Start of GIVEN RECORDS

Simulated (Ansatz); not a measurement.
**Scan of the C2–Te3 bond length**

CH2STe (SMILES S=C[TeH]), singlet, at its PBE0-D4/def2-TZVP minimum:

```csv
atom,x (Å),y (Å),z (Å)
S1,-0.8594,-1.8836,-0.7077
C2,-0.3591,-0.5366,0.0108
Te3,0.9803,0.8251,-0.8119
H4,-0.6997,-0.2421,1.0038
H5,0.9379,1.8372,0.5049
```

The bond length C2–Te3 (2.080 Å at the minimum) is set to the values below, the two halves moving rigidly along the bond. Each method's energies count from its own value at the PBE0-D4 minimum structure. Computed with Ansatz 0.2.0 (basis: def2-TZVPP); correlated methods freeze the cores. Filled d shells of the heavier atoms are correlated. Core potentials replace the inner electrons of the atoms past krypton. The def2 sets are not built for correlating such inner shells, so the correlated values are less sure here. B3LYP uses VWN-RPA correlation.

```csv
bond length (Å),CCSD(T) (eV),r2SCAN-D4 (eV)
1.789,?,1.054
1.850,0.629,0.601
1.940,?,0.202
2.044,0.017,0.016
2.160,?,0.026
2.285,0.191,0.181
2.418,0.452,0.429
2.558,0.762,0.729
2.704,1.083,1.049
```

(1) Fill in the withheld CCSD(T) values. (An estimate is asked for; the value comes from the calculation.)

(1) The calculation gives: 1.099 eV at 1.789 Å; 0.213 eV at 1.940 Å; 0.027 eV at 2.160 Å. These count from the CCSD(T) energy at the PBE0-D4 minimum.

End of GIVEN RECORDS

REQUIRED ACTION:
In full and without deviation, reproduce the entries above.

PROBLEM SOLUTION:
Simulated (Ansatz); not a measurement.
**Scan of the C2–Te3 bond length**

CH2STe (SMILES S=C[TeH]), singlet, at its PBE0-D4/def2-TZVP minimum:

```csv
atom,x (Å),y (Å),z (Å)
S1,-0.8594,-1.8836,-0.7077
C2,-0.3591,-0.5366,0.0108
Te3,0.9803,0.8251,-0.8119
H4,-0.6997,-0.2421,1.0038
H5,0.9379,1.8372,0.5049
```

The bond length C2–Te3 (2.080 Å at the minimum) is set to the values below, the two halves moving rigidly along the bond. Each method's energies count from its own value at the PBE0-D4 minimum structure. Computed with Ansatz 0.2.0 (basis: def2-TZVPP); correlated methods freeze the cores. Filled d shells of the heavier atoms are correlated. Core potentials replace the inner electrons of the atoms past krypton. The def2 sets are not built for correlating such inner shells, so the correlated values are less sure here. B3LYP uses VWN-RPA correlation.

```csv
bond length (Å),CCSD(T) (eV),r2SCAN-D4 (eV)
1.789,?,1.054
1.850,0.629,0.601
1.940,?,0.202
2.044,0.017,0.016
2.160,?,0.026
2.285,0.191,0.181
2.418,0.452,0.429
2.558,0.762,0.729
2.704,1.083,1.049
```

(1) Fill in the withheld CCSD(T) values. (An estimate is asked for; the value comes from the calculation.)

(1) The calculation gives: 1.099 eV at 1.789 Å; 0.213 eV at 1.940 Å; 0.027 eV at 2.160 Å. These count from the CCSD(T) energy at the PBE0-D4 minimum.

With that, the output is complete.